### DATA RECORDS
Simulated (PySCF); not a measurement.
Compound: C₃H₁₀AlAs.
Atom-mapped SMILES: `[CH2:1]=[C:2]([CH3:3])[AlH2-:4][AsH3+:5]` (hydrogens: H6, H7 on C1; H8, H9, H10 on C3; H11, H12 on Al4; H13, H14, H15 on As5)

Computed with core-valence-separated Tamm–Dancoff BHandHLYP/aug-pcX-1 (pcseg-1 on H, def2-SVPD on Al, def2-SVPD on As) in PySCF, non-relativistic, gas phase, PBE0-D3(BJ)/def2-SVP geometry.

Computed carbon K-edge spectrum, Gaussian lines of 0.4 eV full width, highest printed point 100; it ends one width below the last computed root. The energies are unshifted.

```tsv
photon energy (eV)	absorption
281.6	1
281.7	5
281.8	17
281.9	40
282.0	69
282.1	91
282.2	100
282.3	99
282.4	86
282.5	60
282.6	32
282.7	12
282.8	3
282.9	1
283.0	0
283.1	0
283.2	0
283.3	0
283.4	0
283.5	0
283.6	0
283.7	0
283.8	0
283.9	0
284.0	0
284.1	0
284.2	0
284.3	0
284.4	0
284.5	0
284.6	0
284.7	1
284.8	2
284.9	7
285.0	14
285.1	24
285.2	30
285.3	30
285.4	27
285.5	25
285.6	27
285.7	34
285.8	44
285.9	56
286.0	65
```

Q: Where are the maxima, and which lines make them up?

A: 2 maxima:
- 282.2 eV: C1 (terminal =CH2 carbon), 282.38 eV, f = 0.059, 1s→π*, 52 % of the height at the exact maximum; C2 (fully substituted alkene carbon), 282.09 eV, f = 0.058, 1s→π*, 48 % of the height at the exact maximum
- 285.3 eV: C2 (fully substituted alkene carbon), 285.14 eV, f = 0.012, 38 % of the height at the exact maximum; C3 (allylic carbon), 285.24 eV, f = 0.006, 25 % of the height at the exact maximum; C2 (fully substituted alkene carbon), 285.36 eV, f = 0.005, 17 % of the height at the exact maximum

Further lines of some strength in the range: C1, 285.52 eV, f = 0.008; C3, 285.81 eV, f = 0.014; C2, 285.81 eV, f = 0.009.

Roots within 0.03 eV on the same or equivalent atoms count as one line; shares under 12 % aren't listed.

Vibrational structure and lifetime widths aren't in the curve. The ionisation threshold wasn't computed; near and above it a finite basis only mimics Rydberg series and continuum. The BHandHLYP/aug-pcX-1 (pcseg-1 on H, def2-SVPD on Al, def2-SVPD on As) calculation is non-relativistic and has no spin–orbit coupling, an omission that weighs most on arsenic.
######

__ACTION ITEM__:
Begin at the top of the records above and quote each line exactly, ending with the line that contains "H15 on As5)".

__TASK ANSWER__:
Simulated (PySCF); not a measurement.
Compound: C₃H₁₀AlAs.
Atom-mapped SMILES: `[CH2:1]=[C:2]([CH3:3])[AlH2-:4][AsH3+:5]` (hydrogens: H6, H7 on C1; H8, H9, H10 on C3; H11, H12 on Al4; H13, H14, H15 on As5)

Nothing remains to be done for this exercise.